Data provided =>
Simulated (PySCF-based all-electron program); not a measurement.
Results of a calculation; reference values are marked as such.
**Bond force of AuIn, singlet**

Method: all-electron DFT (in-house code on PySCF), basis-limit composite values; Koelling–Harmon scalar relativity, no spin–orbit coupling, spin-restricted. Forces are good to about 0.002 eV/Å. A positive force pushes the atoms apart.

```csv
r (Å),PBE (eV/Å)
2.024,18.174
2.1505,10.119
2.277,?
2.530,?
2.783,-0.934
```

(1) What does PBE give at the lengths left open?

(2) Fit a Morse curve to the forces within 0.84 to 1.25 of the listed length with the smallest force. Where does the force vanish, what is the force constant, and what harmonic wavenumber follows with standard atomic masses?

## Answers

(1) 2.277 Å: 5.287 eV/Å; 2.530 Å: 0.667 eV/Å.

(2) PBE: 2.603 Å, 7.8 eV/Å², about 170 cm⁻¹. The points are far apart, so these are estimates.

Activity => Please return every line from the first one in the records above down to the line containing "(1) 2.277 Å: 5.287 eV/Å; 2.530 Å: 0.667 eV/Å.", including both, exactly as written and nothing more.

Answer space =>
Simulated (PySCF-based all-electron program); not a measurement.
Results of a calculation; reference values are marked as such.
**Bond force of AuIn, singlet**

Method: all-electron DFT (in-house code on PySCF), basis-limit composite values; Koelling–Harmon scalar relativity, no spin–orbit coupling, spin-restricted. Forces are good to about 0.002 eV/Å. A positive force pushes the atoms apart.

```csv
r (Å),PBE (eV/Å)
2.024,18.174
2.1505,10.119
2.277,?
2.530,?
2.783,-0.934
```

(1) What does PBE give at the lengths left open?

(2) Fit a Morse curve to the forces within 0.84 to 1.25 of the listed length with the smallest force. Where does the force vanish, what is the force constant, and what harmonic wavenumber follows with standard atomic masses?

## Answers

(1) 2.277 Å: 5.287 eV/Å; 2.530 Å: 0.667 eV/Å.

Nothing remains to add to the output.